| PROVIDED RECORDS |
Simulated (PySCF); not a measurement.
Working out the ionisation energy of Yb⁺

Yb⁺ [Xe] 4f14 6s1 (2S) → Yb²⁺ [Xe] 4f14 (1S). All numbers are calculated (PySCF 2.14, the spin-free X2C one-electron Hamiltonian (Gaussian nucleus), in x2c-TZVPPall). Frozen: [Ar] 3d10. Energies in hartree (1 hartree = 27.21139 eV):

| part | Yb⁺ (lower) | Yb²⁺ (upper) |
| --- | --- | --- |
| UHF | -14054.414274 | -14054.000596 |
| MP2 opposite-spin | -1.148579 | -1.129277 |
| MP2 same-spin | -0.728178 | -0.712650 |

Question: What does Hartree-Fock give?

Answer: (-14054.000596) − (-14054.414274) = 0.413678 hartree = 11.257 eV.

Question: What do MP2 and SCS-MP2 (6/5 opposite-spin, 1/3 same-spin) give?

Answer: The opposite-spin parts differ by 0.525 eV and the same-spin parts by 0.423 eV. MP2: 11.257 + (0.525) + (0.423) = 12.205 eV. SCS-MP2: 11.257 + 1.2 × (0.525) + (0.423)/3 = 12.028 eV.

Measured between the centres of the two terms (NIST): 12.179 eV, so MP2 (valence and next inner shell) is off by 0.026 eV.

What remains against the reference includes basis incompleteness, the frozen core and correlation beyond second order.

| ASSIGNMENT |
Return, word for word, every line from the top of the entries down to the line that holds "Measured between the", both included.

| EXPECTED ANSWER |
Simulated (PySCF); not a measurement.
Working out the ionisation energy of Yb⁺

Yb⁺ [Xe] 4f14 6s1 (2S) → Yb²⁺ [Xe] 4f14 (1S). All numbers are calculated (PySCF 2.14, the spin-free X2C one-electron Hamiltonian (Gaussian nucleus), in x2c-TZVPPall). Frozen: [Ar] 3d10. Energies in hartree (1 hartree = 27.21139 eV):

| part | Yb⁺ (lower) | Yb²⁺ (upper) |
| --- | --- | --- |
| UHF | -14054.414274 | -14054.000596 |
| MP2 opposite-spin | -1.148579 | -1.129277 |
| MP2 same-spin | -0.728178 | -0.712650 |

Question: What does Hartree-Fock give?

Answer: (-14054.000596) − (-14054.414274) = 0.413678 hartree = 11.257 eV.

Question: What do MP2 and SCS-MP2 (6/5 opposite-spin, 1/3 same-spin) give?

Answer: The opposite-spin parts differ by 0.525 eV and the same-spin parts by 0.423 eV. MP2: 11.257 + (0.525) + (0.423) = 12.205 eV. SCS-MP2: 11.257 + 1.2 × (0.525) + (0.423)/3 = 12.028 eV.

Measured between the centres of the two terms (NIST): 12.179 eV, so MP2 (valence and next inner shell) is off by 0.026 eV.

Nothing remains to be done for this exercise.